● **EXTRACTED MATERIAL**
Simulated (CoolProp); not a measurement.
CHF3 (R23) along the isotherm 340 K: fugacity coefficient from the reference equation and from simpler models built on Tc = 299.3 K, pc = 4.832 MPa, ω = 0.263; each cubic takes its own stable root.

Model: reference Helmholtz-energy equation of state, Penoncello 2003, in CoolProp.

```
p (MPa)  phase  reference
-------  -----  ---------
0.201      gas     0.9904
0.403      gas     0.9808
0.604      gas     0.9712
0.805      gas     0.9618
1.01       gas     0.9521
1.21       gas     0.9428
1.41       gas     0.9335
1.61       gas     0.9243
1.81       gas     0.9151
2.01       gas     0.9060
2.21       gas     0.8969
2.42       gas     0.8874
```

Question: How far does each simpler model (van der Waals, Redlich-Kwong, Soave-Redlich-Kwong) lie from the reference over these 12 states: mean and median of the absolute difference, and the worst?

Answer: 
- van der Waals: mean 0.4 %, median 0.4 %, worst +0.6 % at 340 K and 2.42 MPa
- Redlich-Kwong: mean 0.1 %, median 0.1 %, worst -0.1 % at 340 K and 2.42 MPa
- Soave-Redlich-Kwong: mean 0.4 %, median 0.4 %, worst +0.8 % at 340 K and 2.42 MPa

● **ASSIGNED TASK**
The reply should hold only the lines of the listing above starting at the line containing "Question: How far" and ending at the line containing "- Redlich-Kwong: mean", exactly as written.

● **ANSWER SPACE**
Question: How far does each simpler model (van der Waals, Redlich-Kwong, Soave-Redlich-Kwong) lie from the reference over these 12 states: mean and median of the absolute difference, and the worst?

Answer: 
- van der Waals: mean 0.4 %, median 0.4 %, worst +0.6 % at 340 K and 2.42 MPa
- Redlich-Kwong: mean 0.1 %, median 0.1 %, worst -0.1 % at 340 K and 2.42 MPa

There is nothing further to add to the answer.